[Start of section]

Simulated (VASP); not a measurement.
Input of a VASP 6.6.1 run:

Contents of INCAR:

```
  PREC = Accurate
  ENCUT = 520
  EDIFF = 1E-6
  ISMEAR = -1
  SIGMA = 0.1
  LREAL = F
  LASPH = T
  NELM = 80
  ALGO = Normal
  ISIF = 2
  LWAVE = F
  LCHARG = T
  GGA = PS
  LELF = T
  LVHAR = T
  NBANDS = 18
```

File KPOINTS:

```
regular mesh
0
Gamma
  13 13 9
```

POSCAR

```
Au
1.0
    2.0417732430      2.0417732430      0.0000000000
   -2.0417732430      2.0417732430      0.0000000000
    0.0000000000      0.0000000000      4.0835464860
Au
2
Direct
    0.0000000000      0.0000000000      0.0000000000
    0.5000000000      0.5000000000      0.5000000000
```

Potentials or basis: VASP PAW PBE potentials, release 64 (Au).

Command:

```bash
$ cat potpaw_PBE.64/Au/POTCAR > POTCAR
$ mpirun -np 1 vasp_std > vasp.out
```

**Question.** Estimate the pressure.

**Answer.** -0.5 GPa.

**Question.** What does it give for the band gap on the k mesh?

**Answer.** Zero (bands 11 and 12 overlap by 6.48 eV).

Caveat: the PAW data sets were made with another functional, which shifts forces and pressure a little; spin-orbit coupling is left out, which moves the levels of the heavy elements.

[End of section]

• _Work request_
Precisely reproduce the lines of the entries, beginning at the first and ending at the one containing "by 6.48 eV).". Add nothing.

• _Exercise response_
Simulated (VASP); not a measurement.
Input of a VASP 6.6.1 run:

Contents of INCAR:

```
  PREC = Accurate
  ENCUT = 520
  EDIFF = 1E-6
  ISMEAR = -1
  SIGMA = 0.1
  LREAL = F
  LASPH = T
  NELM = 80
  ALGO = Normal
  ISIF = 2
  LWAVE = F
  LCHARG = T
  GGA = PS
  LELF = T
  LVHAR = T
  NBANDS = 18
```

File KPOINTS:

```
regular mesh
0
Gamma
  13 13 9
```

POSCAR

```
Au
1.0
    2.0417732430      2.0417732430      0.0000000000
   -2.0417732430      2.0417732430      0.0000000000
    0.0000000000      0.0000000000      4.0835464860
Au
2
Direct
    0.0000000000      0.0000000000      0.0000000000
    0.5000000000      0.5000000000      0.5000000000
```

Potentials or basis: VASP PAW PBE potentials, release 64 (Au).

Command:

```bash
$ cat potpaw_PBE.64/Au/POTCAR > POTCAR
$ mpirun -np 1 vasp_std > vasp.out
```

**Question.** Estimate the pressure.

**Answer.** -0.5 GPa.

**Question.** What does it give for the band gap on the k mesh?

**Answer.** Zero (bands 11 and 12 overlap by 6.48 eV).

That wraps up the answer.